WORK ITEM: Please return the lines of the data below, word for word, from the first line through the line containing "Result: A cubic".

[DATA RECORDS — start]

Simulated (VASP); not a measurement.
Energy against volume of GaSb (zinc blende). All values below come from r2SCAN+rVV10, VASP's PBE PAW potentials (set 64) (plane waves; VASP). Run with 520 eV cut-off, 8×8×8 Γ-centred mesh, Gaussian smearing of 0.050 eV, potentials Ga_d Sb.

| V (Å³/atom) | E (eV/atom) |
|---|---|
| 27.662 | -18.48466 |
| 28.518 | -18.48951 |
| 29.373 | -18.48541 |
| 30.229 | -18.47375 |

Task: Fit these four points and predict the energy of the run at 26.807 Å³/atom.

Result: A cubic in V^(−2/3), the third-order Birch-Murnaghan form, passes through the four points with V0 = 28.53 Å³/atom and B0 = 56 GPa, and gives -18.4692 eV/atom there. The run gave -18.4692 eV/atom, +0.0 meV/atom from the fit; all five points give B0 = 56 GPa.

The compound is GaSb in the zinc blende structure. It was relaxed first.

[DATA RECORDS — finish]

RESPONSE AREA:
Simulated (VASP); not a measurement.
Energy against volume of GaSb (zinc blende). All values below come from r2SCAN+rVV10, VASP's PBE PAW potentials (set 64) (plane waves; VASP). Run with 520 eV cut-off, 8×8×8 Γ-centred mesh, Gaussian smearing of 0.050 eV, potentials Ga_d Sb.

| V (Å³/atom) | E (eV/atom) |
|---|---|
| 27.662 | -18.48466 |
| 28.518 | -18.48951 |
| 29.373 | -18.48541 |
| 30.229 | -18.47375 |

Task: Fit these four points and predict the energy of the run at 26.807 Å³/atom.

Result: A cubic in V^(−2/3), the third-order Birch-Murnaghan form, passes through the four points with V0 = 28.53 Å³/atom and B0 = 56 GPa, and gives -18.4692 eV/atom there. The run gave -18.4692 eV/atom, +0.0 meV/atom from the fit; all five points give B0 = 56 GPa.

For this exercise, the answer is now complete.